» **Activity**:
Which lines run from the start of the data below to the line containing "Question: What does"? Set them down exactly, with none added.

» **Source information**:
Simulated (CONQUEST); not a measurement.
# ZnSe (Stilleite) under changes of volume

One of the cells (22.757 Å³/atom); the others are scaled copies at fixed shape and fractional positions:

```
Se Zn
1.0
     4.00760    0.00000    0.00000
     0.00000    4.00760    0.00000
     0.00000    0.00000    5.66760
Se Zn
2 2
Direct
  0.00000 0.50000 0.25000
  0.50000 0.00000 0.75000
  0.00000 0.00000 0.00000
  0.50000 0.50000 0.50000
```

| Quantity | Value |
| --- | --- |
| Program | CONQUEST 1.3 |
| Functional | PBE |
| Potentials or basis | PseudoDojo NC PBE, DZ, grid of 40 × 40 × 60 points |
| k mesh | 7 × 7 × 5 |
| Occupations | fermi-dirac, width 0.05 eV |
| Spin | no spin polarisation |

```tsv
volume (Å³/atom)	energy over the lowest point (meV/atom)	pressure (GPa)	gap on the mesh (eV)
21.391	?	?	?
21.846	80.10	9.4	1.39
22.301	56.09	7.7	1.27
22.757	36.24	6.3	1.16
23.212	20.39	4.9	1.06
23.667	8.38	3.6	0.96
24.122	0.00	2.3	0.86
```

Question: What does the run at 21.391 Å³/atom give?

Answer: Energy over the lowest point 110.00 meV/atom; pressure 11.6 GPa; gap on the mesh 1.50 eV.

» **Exercise result**:
Simulated (CONQUEST); not a measurement.
# ZnSe (Stilleite) under changes of volume

One of the cells (22.757 Å³/atom); the others are scaled copies at fixed shape and fractional positions:

```
Se Zn
1.0
     4.00760    0.00000    0.00000
     0.00000    4.00760    0.00000
     0.00000    0.00000    5.66760
Se Zn
2 2
Direct
  0.00000 0.50000 0.25000
  0.50000 0.00000 0.75000
  0.00000 0.00000 0.00000
  0.50000 0.50000 0.50000
```

| Quantity | Value |
| --- | --- |
| Program | CONQUEST 1.3 |
| Functional | PBE |
| Potentials or basis | PseudoDojo NC PBE, DZ, grid of 40 × 40 × 60 points |
| k mesh | 7 × 7 × 5 |
| Occupations | fermi-dirac, width 0.05 eV |
| Spin | no spin polarisation |

```tsv
volume (Å³/atom)	energy over the lowest point (meV/atom)	pressure (GPa)	gap on the mesh (eV)
21.391	?	?	?
21.846	80.10	9.4	1.39
22.301	56.09	7.7	1.27
22.757	36.24	6.3	1.16
23.212	20.39	4.9	1.06
23.667	8.38	3.6	0.96
24.122	0.00	2.3	0.86
```

Question: What does the run at 21.391 Å³/atom give?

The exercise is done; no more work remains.